Activity
Transcribe, verbatim, every line from the start of the entries through the line that contains "Perturbation: a hydrostatic"; include both boundary lines and omit all others.

━━━━━━━━━━━━━━━━
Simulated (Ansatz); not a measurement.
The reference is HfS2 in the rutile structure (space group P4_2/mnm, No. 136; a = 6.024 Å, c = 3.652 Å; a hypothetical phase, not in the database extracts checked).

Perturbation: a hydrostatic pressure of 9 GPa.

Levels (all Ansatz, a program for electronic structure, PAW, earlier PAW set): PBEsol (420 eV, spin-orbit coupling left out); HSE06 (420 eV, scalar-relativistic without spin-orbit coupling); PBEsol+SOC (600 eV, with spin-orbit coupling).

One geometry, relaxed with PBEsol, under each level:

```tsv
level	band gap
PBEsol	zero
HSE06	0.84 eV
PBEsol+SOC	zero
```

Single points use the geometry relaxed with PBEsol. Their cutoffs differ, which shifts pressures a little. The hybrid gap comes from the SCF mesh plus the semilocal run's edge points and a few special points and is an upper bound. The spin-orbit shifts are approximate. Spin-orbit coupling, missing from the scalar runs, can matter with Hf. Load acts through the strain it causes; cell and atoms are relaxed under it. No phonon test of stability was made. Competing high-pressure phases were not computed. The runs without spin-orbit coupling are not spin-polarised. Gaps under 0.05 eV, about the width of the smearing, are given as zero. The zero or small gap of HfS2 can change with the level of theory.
━━━━━━━━━━━━━━━━

Response box
Simulated (Ansatz); not a measurement.
The reference is HfS2 in the rutile structure (space group P4_2/mnm, No. 136; a = 6.024 Å, c = 3.652 Å; a hypothetical phase, not in the database extracts checked).

Perturbation: a hydrostatic pressure of 9 GPa.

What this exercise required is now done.